WORK REQUEST – Below are the records; give again exactly the line with "Problem. Fill in the missing entries.", the line with "- 20.4, Redlich-Kwong: 0.6604", and each line that lies between them, and nothing besides.

** MATERIAL SUPPLIED follows **

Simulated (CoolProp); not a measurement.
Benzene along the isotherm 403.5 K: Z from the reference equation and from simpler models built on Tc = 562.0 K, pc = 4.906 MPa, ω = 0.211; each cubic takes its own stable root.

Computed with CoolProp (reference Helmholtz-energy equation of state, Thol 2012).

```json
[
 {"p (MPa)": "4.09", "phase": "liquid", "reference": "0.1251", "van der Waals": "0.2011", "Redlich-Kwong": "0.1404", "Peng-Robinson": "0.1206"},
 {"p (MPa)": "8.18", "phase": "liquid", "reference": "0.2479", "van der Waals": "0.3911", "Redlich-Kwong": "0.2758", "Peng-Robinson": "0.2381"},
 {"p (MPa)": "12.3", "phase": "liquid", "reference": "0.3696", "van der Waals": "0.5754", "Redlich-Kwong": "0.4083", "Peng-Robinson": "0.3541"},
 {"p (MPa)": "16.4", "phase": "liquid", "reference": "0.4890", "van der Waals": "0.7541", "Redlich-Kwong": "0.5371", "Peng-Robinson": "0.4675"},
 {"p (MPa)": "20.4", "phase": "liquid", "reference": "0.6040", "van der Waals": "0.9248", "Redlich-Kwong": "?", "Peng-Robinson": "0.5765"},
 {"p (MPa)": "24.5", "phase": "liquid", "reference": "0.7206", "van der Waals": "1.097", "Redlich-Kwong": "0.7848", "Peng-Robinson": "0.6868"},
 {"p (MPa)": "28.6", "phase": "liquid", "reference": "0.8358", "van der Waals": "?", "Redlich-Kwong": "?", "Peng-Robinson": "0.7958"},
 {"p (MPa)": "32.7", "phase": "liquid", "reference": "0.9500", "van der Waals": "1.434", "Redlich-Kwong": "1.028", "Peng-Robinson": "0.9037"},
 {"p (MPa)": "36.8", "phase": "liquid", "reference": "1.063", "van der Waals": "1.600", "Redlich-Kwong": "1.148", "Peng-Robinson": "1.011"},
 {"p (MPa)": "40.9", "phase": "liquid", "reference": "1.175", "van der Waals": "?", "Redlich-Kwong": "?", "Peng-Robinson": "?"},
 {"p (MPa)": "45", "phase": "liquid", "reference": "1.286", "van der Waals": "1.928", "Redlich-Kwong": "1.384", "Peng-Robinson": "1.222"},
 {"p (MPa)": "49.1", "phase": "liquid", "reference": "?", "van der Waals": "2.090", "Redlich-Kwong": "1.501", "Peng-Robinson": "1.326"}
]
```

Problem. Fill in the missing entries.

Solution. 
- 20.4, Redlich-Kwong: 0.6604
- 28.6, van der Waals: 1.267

** End of MATERIAL SUPPLIED **

YOUR SOLUTION –
Problem. Fill in the missing entries.

Solution. 
- 20.4, Redlich-Kwong: 0.6604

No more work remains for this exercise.